Give every line below again, exactly as it appears.

[AVAILABLE DATA — start]

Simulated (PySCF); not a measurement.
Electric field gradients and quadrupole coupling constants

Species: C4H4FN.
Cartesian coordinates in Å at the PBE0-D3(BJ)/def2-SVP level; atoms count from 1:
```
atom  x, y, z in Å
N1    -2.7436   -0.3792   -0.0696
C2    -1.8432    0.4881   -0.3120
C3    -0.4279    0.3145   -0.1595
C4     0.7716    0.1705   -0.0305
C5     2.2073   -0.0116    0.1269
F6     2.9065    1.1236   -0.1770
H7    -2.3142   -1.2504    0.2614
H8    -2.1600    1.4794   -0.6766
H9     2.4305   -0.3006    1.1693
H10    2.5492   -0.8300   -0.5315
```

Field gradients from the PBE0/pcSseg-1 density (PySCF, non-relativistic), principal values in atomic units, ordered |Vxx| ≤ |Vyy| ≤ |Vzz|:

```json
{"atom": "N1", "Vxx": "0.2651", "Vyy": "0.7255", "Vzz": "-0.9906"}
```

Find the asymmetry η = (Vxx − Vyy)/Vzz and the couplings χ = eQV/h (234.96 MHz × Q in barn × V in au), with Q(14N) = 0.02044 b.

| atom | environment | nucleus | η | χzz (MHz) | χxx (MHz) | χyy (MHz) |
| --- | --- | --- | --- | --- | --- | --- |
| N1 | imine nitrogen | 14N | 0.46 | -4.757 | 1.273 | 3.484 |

[AVAILABLE DATA — finish]

#### YOUR RESPONSE
Simulated (PySCF); not a measurement.
Electric field gradients and quadrupole coupling constants

Species: C4H4FN.
Cartesian coordinates in Å at the PBE0-D3(BJ)/def2-SVP level; atoms count from 1:
```
atom  x, y, z in Å
N1    -2.7436   -0.3792   -0.0696
C2    -1.8432    0.4881   -0.3120
C3    -0.4279    0.3145   -0.1595
C4     0.7716    0.1705   -0.0305
C5     2.2073   -0.0116    0.1269
F6     2.9065    1.1236   -0.1770
H7    -2.3142   -1.2504    0.2614
H8    -2.1600    1.4794   -0.6766
H9     2.4305   -0.3006    1.1693
H10    2.5492   -0.8300   -0.5315
```

Field gradients from the PBE0/pcSseg-1 density (PySCF, non-relativistic), principal values in atomic units, ordered |Vxx| ≤ |Vyy| ≤ |Vzz|:

```json
{"atom": "N1", "Vxx": "0.2651", "Vyy": "0.7255", "Vzz": "-0.9906"}
```

Find the asymmetry η = (Vxx − Vyy)/Vzz and the couplings χ = eQV/h (234.96 MHz × Q in barn × V in au), with Q(14N) = 0.02044 b.

| atom | environment | nucleus | η | χzz (MHz) | χxx (MHz) | χyy (MHz) |
| --- | --- | --- | --- | --- | --- | --- |
| N1 | imine nitrogen | 14N | 0.46 | -4.757 | 1.273 | 3.484 |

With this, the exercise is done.